**Brief:**
Write out the listing below exactly, beginning at its first line and ending with the line that contains "tinyqc, about 0.01".

**Dataset:**
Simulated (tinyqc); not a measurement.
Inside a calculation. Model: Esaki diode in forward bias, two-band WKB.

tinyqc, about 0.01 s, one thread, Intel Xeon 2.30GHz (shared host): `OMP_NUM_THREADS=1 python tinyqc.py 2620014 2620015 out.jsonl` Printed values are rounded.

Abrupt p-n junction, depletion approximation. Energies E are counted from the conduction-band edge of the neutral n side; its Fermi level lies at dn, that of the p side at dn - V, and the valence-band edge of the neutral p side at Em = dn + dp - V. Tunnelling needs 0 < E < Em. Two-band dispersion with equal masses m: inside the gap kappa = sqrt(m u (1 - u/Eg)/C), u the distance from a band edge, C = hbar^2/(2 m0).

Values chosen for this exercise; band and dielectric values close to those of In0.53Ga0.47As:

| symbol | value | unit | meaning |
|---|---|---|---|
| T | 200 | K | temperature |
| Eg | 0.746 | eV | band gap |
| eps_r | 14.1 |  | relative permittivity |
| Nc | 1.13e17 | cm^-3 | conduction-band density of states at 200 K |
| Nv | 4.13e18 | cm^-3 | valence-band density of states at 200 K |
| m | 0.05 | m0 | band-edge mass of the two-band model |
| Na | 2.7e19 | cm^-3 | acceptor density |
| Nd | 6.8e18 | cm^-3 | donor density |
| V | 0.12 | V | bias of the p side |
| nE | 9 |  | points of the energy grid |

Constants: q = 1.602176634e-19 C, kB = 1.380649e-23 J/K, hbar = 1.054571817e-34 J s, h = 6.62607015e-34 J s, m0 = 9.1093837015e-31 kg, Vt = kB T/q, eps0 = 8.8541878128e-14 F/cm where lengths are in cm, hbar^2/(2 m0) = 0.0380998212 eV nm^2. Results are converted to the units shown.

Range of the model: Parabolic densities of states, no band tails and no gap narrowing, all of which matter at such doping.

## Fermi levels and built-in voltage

**Written answer:**
Simulated (tinyqc); not a measurement.
Inside a calculation. Model: Esaki diode in forward bias, two-band WKB.

tinyqc, about 0.01 s, one thread, Intel Xeon 2.30GHz (shared host): `OMP_NUM_THREADS=1 python tinyqc.py 2620014 2620015 out.jsonl` Printed values are rounded.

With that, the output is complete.